◆ RECORDED INFORMATION ◆
##########
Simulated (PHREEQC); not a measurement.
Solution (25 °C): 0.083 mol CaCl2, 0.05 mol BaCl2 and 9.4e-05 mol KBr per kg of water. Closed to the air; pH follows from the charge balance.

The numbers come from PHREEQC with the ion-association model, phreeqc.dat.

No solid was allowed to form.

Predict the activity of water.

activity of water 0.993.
##########

◆ TASK ITEM ◆
Could you return all of the data exactly as written?

◆ WRITTEN RESPONSE ◆
Simulated (PHREEQC); not a measurement.
Solution (25 °C): 0.083 mol CaCl2, 0.05 mol BaCl2 and 9.4e-05 mol KBr per kg of water. Closed to the air; pH follows from the charge balance.

The numbers come from PHREEQC with the ion-association model, phreeqc.dat.

No solid was allowed to form.

Predict the activity of water.

activity of water 0.993.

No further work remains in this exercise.